## Exercise
Only one stretch of the data below is wanted: the lines from the one with "Ionic part of" through the one with "The lattice contributes", repeated exactly.

## Dataset content
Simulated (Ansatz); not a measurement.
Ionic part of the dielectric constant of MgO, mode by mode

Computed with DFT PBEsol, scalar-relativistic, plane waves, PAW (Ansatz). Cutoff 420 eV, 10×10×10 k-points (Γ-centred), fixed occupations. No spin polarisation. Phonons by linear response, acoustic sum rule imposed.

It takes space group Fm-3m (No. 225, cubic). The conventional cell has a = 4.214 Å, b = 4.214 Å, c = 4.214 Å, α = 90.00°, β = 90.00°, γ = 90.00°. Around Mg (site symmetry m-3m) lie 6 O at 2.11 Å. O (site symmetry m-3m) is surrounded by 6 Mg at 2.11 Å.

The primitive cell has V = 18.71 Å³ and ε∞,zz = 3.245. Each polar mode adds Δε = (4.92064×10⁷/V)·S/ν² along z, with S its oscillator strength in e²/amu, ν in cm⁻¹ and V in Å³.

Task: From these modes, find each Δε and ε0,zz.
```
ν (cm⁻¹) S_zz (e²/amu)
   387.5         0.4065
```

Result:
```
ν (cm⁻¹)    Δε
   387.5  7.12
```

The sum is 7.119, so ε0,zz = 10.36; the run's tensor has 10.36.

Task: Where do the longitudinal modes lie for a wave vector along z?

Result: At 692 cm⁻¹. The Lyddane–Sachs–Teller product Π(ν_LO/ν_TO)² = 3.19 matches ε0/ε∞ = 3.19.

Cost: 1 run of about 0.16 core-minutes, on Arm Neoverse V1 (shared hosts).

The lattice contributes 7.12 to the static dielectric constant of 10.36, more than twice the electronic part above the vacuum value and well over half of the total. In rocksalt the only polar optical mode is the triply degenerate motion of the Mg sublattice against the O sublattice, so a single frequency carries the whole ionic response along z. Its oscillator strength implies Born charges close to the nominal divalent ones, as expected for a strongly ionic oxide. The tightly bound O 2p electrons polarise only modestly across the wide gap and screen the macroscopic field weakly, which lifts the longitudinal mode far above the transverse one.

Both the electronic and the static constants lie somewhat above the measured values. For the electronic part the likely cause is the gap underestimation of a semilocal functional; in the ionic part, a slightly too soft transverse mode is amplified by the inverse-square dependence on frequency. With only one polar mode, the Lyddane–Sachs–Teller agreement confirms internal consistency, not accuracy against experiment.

## Your solution
Ionic part of the dielectric constant of MgO, mode by mode

Computed with DFT PBEsol, scalar-relativistic, plane waves, PAW (Ansatz). Cutoff 420 eV, 10×10×10 k-points (Γ-centred), fixed occupations. No spin polarisation. Phonons by linear response, acoustic sum rule imposed.

It takes space group Fm-3m (No. 225, cubic). The conventional cell has a = 4.214 Å, b = 4.214 Å, c = 4.214 Å, α = 90.00°, β = 90.00°, γ = 90.00°. Around Mg (site symmetry m-3m) lie 6 O at 2.11 Å. O (site symmetry m-3m) is surrounded by 6 Mg at 2.11 Å.

The primitive cell has V = 18.71 Å³ and ε∞,zz = 3.245. Each polar mode adds Δε = (4.92064×10⁷/V)·S/ν² along z, with S its oscillator strength in e²/amu, ν in cm⁻¹ and V in Å³.

Task: From these modes, find each Δε and ε0,zz.
```
ν (cm⁻¹) S_zz (e²/amu)
   387.5         0.4065
```

Result:
```
ν (cm⁻¹)    Δε
   387.5  7.12
```

The sum is 7.119, so ε0,zz = 10.36; the run's tensor has 10.36.

Task: Where do the longitudinal modes lie for a wave vector along z?

Result: At 692 cm⁻¹. The Lyddane–Sachs–Teller product Π(ν_LO/ν_TO)² = 3.19 matches ε0/ε∞ = 3.19.

Cost: 1 run of about 0.16 core-minutes, on Arm Neoverse V1 (shared hosts).

The lattice contributes 7.12 to the static dielectric constant of 10.36, more than twice the electronic part above the vacuum value and well over half of the total. In rocksalt the only polar optical mode is the triply degenerate motion of the Mg sublattice against the O sublattice, so a single frequency carries the whole ionic response along z. Its oscillator strength implies Born charges close to the nominal divalent ones, as expected for a strongly ionic oxide. The tightly bound O 2p electrons polarise only modestly across the wide gap and screen the macroscopic field weakly, which lifts the longitudinal mode far above the transverse one.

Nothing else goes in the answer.